● **TASK ITEM**
Your answer should be an exact copy of the lines from the start of the entries to the line containing "base, lowest first.", both included.

● **SUPPLIED DATA**
══════════════════════════════
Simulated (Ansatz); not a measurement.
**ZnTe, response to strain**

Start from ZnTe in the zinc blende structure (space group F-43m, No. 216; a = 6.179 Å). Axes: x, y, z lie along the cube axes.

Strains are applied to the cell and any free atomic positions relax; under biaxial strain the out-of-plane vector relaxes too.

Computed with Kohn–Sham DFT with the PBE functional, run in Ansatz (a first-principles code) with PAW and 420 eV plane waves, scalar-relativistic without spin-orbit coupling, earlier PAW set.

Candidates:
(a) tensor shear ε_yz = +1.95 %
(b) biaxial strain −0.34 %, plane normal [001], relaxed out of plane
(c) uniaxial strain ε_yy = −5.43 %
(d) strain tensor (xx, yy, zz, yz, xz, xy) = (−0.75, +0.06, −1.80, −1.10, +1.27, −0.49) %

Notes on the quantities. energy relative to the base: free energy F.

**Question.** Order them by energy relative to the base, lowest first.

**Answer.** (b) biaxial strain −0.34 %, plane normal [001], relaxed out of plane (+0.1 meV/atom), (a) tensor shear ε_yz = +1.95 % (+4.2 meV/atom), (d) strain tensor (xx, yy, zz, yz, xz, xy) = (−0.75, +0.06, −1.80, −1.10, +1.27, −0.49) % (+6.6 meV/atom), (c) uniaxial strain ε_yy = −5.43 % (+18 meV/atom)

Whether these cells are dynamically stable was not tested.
══════════════════════════════

● **WRITTEN SOLUTION**
Simulated (Ansatz); not a measurement.
**ZnTe, response to strain**

Start from ZnTe in the zinc blende structure (space group F-43m, No. 216; a = 6.179 Å). Axes: x, y, z lie along the cube axes.

Strains are applied to the cell and any free atomic positions relax; under biaxial strain the out-of-plane vector relaxes too.

Computed with Kohn–Sham DFT with the PBE functional, run in Ansatz (a first-principles code) with PAW and 420 eV plane waves, scalar-relativistic without spin-orbit coupling, earlier PAW set.

Candidates:
(a) tensor shear ε_yz = +1.95 %
(b) biaxial strain −0.34 %, plane normal [001], relaxed out of plane
(c) uniaxial strain ε_yy = −5.43 %
(d) strain tensor (xx, yy, zz, yz, xz, xy) = (−0.75, +0.06, −1.80, −1.10, +1.27, −0.49) %

Notes on the quantities. energy relative to the base: free energy F.

**Question.** Order them by energy relative to the base, lowest first.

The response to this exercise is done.